Work request: Give the data again exactly as it appears.

....................
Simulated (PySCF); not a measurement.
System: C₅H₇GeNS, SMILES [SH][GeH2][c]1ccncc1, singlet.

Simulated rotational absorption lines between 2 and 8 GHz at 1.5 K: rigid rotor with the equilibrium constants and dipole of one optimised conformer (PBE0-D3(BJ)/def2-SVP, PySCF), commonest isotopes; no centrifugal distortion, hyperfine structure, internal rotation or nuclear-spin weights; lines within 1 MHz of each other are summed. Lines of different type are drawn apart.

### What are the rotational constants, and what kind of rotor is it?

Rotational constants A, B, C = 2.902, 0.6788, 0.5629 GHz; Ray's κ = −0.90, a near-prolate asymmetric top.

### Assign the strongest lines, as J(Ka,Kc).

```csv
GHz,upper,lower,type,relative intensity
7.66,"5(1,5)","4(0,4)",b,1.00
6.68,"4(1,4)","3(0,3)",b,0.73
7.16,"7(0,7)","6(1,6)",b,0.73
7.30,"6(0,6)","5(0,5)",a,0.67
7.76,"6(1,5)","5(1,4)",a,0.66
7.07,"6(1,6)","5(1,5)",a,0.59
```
....................

Problem solution:
Simulated (PySCF); not a measurement.
System: C₅H₇GeNS, SMILES [SH][GeH2][c]1ccncc1, singlet.

Simulated rotational absorption lines between 2 and 8 GHz at 1.5 K: rigid rotor with the equilibrium constants and dipole of one optimised conformer (PBE0-D3(BJ)/def2-SVP, PySCF), commonest isotopes; no centrifugal distortion, hyperfine structure, internal rotation or nuclear-spin weights; lines within 1 MHz of each other are summed. Lines of different type are drawn apart.

### What are the rotational constants, and what kind of rotor is it?

Rotational constants A, B, C = 2.902, 0.6788, 0.5629 GHz; Ray's κ = −0.90, a near-prolate asymmetric top.

### Assign the strongest lines, as J(Ka,Kc).

```csv
GHz,upper,lower,type,relative intensity
7.66,"5(1,5)","4(0,4)",b,1.00
6.68,"4(1,4)","3(0,3)",b,0.73
7.16,"7(0,7)","6(1,6)",b,0.73
7.30,"6(0,6)","5(0,5)",a,0.67
7.76,"6(1,5)","5(1,4)",a,0.66
7.07,"6(1,6)","5(1,5)",a,0.59
```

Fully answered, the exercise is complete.